> **Given entries**:
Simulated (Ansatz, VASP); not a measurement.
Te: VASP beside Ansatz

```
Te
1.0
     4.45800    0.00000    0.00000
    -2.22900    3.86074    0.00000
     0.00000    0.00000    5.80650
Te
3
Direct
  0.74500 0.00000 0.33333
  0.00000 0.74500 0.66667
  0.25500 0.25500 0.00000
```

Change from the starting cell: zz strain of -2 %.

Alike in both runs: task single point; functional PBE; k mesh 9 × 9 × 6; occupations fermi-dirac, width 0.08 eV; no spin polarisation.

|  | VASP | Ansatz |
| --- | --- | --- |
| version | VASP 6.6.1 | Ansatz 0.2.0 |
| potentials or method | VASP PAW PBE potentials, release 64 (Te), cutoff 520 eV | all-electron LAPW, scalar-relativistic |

> **Requirement**:
Your response must repeat the entries above exactly, in full.

> **Answer section**:
Simulated (Ansatz, VASP); not a measurement.
Te: VASP beside Ansatz

```
Te
1.0
     4.45800    0.00000    0.00000
    -2.22900    3.86074    0.00000
     0.00000    0.00000    5.80650
Te
3
Direct
  0.74500 0.00000 0.33333
  0.00000 0.74500 0.66667
  0.25500 0.25500 0.00000
```

Change from the starting cell: zz strain of -2 %.

Alike in both runs: task single point; functional PBE; k mesh 9 × 9 × 6; occupations fermi-dirac, width 0.08 eV; no spin polarisation.

|  | VASP | Ansatz |
| --- | --- | --- |
| version | VASP 6.6.1 | Ansatz 0.2.0 |
| potentials or method | VASP PAW PBE potentials, release 64 (Te), cutoff 520 eV | all-electron LAPW, scalar-relativistic |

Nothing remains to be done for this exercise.